**WORK REQUEST**
Starting at the top of the entries below, print each line exactly until the line with "The start of" has been printed too.

(Beginning of SOURCE INFORMATION)

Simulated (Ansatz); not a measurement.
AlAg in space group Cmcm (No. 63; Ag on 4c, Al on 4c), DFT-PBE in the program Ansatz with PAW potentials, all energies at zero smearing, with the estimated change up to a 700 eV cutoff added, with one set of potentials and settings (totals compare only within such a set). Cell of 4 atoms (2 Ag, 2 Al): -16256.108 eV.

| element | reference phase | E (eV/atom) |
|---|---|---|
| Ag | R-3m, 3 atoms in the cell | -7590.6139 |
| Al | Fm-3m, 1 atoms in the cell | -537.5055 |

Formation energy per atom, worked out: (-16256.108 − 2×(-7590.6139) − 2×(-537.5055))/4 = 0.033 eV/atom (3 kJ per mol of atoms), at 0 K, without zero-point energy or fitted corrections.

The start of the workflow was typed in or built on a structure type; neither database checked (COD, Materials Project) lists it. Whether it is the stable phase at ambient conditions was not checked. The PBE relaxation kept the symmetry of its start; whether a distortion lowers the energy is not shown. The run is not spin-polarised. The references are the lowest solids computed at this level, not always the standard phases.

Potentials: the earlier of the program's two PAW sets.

(End of SOURCE INFORMATION)

**PROBLEM SOLUTION**
Simulated (Ansatz); not a measurement.
AlAg in space group Cmcm (No. 63; Ag on 4c, Al on 4c), DFT-PBE in the program Ansatz with PAW potentials, all energies at zero smearing, with the estimated change up to a 700 eV cutoff added, with one set of potentials and settings (totals compare only within such a set). Cell of 4 atoms (2 Ag, 2 Al): -16256.108 eV.

| element | reference phase | E (eV/atom) |
|---|---|---|
| Ag | R-3m, 3 atoms in the cell | -7590.6139 |
| Al | Fm-3m, 1 atoms in the cell | -537.5055 |

Formation energy per atom, worked out: (-16256.108 − 2×(-7590.6139) − 2×(-537.5055))/4 = 0.033 eV/atom (3 kJ per mol of atoms), at 0 K, without zero-point energy or fitted corrections.

The start of the workflow was typed in or built on a structure type; neither database checked (COD, Materials Project) lists it. Whether it is the stable phase at ambient conditions was not checked. The PBE relaxation kept the symmetry of its start; whether a distortion lowers the energy is not shown. The run is not spin-polarised. The references are the lowest solids computed at this level, not always the standard phases.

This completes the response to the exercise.